#### DATASET ENTRIES
+-------+
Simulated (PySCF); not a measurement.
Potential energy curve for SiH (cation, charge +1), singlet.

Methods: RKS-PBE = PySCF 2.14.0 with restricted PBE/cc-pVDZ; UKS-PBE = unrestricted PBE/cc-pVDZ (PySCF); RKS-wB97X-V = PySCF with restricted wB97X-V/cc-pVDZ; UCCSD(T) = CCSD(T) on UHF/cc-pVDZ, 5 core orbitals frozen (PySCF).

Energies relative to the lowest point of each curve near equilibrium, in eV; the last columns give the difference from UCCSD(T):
+-------+

Please give back, exactly as it stands above, the stretch from the line with "Potential energy curve" through the line with "Methods: RKS-PBE = PySCF", and no line outside it.

Potential energy curve for SiH (cation, charge +1), singlet.

Methods: RKS-PBE = PySCF 2.14.0 with restricted PBE/cc-pVDZ; UKS-PBE = unrestricted PBE/cc-pVDZ (PySCF); RKS-wB97X-V = PySCF with restricted wB97X-V/cc-pVDZ; UCCSD(T) = CCSD(T) on UHF/cc-pVDZ, 5 core orbitals frozen (PySCF).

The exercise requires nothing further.